REQUIRED ACTION »
The reply should hold every record, copied exactly.

PROVIDED INFORMATION »
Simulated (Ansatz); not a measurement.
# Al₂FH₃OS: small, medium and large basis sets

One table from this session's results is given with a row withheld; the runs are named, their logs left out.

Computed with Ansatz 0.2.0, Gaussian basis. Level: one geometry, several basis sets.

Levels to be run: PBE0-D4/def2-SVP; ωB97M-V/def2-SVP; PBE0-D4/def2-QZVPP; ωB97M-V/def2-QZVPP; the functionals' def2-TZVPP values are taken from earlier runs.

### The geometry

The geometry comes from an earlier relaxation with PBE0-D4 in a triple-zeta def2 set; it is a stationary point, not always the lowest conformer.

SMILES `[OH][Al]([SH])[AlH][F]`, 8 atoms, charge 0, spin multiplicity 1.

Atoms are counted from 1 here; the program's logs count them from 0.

WRITTEN ANSWER »
Simulated (Ansatz); not a measurement.
# Al₂FH₃OS: small, medium and large basis sets

One table from this session's results is given with a row withheld; the runs are named, their logs left out.

Computed with Ansatz 0.2.0, Gaussian basis. Level: one geometry, several basis sets.

Levels to be run: PBE0-D4/def2-SVP; ωB97M-V/def2-SVP; PBE0-D4/def2-QZVPP; ωB97M-V/def2-QZVPP; the functionals' def2-TZVPP values are taken from earlier runs.

### The geometry

The geometry comes from an earlier relaxation with PBE0-D4 in a triple-zeta def2 set; it is a stationary point, not always the lowest conformer.

SMILES `[OH][Al]([SH])[AlH][F]`, 8 atoms, charge 0, spin multiplicity 1.

Atoms are counted from 1 here; the program's logs count them from 0.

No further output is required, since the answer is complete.